**WORK INSTRUCTION:**
Repeat exactly, please, the lines that begin at the start of the listing and end at the line holding "none | (a) |".

● ● ● ● ●

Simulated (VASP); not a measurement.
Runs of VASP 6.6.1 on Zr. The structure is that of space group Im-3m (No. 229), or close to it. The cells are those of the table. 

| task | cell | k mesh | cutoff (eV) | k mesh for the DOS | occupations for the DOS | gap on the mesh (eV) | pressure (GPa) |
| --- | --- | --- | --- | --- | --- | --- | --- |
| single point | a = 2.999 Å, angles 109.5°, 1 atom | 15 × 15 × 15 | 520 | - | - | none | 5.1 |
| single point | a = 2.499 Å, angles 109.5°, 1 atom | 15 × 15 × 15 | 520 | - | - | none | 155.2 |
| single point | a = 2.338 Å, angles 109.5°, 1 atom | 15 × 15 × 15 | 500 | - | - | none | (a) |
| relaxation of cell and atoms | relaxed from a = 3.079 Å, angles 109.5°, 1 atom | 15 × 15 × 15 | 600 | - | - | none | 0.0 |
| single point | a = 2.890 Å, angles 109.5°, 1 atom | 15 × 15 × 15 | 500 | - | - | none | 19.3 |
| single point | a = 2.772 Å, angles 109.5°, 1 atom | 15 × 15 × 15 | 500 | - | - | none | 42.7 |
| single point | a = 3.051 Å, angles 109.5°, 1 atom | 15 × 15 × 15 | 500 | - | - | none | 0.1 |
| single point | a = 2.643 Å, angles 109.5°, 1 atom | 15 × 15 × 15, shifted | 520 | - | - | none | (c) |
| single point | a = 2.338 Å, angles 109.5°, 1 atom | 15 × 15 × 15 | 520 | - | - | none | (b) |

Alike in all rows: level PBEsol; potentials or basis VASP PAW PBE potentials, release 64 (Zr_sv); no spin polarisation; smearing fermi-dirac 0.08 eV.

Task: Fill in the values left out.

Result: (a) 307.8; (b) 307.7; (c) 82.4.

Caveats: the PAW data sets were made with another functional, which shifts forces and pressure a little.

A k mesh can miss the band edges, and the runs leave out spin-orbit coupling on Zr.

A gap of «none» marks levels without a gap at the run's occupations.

● ● ● ● ●

**TASK SOLUTION:**
Simulated (VASP); not a measurement.
Runs of VASP 6.6.1 on Zr. The structure is that of space group Im-3m (No. 229), or close to it. The cells are those of the table. 

| task | cell | k mesh | cutoff (eV) | k mesh for the DOS | occupations for the DOS | gap on the mesh (eV) | pressure (GPa) |
| --- | --- | --- | --- | --- | --- | --- | --- |
| single point | a = 2.999 Å, angles 109.5°, 1 atom | 15 × 15 × 15 | 520 | - | - | none | 5.1 |
| single point | a = 2.499 Å, angles 109.5°, 1 atom | 15 × 15 × 15 | 520 | - | - | none | 155.2 |
| single point | a = 2.338 Å, angles 109.5°, 1 atom | 15 × 15 × 15 | 500 | - | - | none | (a) |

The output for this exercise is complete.